◆ **WORK INSTRUCTION**: Repeat exactly the opening lines of the records, ending with the line that contains "Problem. Match the".

*** PROVIDED INFORMATION ***

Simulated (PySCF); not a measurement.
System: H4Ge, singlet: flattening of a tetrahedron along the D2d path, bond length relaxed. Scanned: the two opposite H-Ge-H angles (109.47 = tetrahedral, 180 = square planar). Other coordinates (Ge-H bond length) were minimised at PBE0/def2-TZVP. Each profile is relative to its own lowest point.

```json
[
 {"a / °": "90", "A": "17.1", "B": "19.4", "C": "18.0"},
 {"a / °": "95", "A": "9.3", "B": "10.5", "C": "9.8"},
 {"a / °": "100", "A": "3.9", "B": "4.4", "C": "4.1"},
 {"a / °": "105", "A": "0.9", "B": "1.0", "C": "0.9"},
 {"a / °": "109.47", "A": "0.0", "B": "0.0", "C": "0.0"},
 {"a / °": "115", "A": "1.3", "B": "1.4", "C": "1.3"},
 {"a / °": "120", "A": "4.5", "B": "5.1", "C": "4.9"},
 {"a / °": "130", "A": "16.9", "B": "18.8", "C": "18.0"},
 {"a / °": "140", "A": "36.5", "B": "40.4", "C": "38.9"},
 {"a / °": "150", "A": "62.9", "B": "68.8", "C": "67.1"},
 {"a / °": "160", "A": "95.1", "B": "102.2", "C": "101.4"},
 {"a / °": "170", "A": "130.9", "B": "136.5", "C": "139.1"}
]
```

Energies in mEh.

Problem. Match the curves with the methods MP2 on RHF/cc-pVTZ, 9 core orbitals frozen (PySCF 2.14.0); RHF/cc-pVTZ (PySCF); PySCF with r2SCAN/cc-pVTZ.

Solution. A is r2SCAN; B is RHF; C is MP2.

*** End of PROVIDED INFORMATION ***

◆ **TASK ANSWER**:
Simulated (PySCF); not a measurement.
System: H4Ge, singlet: flattening of a tetrahedron along the D2d path, bond length relaxed. Scanned: the two opposite H-Ge-H angles (109.47 = tetrahedral, 180 = square planar). Other coordinates (Ge-H bond length) were minimised at PBE0/def2-TZVP. Each profile is relative to its own lowest point.

```json
[
 {"a / °": "90", "A": "17.1", "B": "19.4", "C": "18.0"},
 {"a / °": "95", "A": "9.3", "B": "10.5", "C": "9.8"},
 {"a / °": "100", "A": "3.9", "B": "4.4", "C": "4.1"},
 {"a / °": "105", "A": "0.9", "B": "1.0", "C": "0.9"},
 {"a / °": "109.47", "A": "0.0", "B": "0.0", "C": "0.0"},
 {"a / °": "115", "A": "1.3", "B": "1.4", "C": "1.3"},
 {"a / °": "120", "A": "4.5", "B": "5.1", "C": "4.9"},
 {"a / °": "130", "A": "16.9", "B": "18.8", "C": "18.0"},
 {"a / °": "140", "A": "36.5", "B": "40.4", "C": "38.9"},
 {"a / °": "150", "A": "62.9", "B": "68.8", "C": "67.1"},
 {"a / °": "160", "A": "95.1", "B": "102.2", "C": "101.4"},
 {"a / °": "170", "A": "130.9", "B": "136.5", "C": "139.1"}
]
```

Energies in mEh.

Problem. Match the curves with the methods MP2 on RHF/cc-pVTZ, 9 core orbitals frozen (PySCF 2.14.0); RHF/cc-pVTZ (PySCF); PySCF with r2SCAN/cc-pVTZ.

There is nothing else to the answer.